TASK ITEM ▸ Using the listing below, set down exactly the lines starting at the line that contains "# Wannierisation of" and ending at the line that contains "Materials Project entry", both included, and no others.

BEGIN
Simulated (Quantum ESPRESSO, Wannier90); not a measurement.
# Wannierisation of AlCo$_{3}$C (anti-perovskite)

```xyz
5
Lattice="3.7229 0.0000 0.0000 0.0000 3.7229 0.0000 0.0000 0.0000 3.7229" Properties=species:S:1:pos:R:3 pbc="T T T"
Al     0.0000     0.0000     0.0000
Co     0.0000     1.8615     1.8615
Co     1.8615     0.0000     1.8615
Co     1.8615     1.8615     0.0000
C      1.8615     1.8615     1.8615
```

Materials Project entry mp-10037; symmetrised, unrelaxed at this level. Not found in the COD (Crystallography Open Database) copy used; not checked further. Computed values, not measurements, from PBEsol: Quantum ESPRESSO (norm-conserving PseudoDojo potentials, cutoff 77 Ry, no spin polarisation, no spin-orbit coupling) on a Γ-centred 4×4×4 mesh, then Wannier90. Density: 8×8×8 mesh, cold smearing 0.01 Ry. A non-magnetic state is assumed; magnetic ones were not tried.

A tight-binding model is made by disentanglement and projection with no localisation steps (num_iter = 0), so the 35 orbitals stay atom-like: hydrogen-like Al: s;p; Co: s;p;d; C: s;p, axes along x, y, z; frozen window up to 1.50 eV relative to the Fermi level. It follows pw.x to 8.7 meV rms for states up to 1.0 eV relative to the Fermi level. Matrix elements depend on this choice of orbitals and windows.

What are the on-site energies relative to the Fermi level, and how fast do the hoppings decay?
END

WRITTEN SOLUTION ▸
# Wannierisation of AlCo$_{3}$C (anti-perovskite)

```xyz
5
Lattice="3.7229 0.0000 0.0000 0.0000 3.7229 0.0000 0.0000 0.0000 3.7229" Properties=species:S:1:pos:R:3 pbc="T T T"
Al     0.0000     0.0000     0.0000
Co     0.0000     1.8615     1.8615
Co     1.8615     0.0000     1.8615
Co     1.8615     1.8615     0.0000
C      1.8615     1.8615     1.8615
```

Materials Project entry mp-10037; symmetrised, unrelaxed at this level. Not found in the COD (Crystallography Open Database) copy used; not checked further. Computed values, not measurements, from PBEsol: Quantum ESPRESSO (norm-conserving PseudoDojo potentials, cutoff 77 Ry, no spin polarisation, no spin-orbit coupling) on a Γ-centred 4×4×4 mesh, then Wannier90. Density: 8×8×8 mesh, cold smearing 0.01 Ry. A non-magnetic state is assumed; magnetic ones were not tried.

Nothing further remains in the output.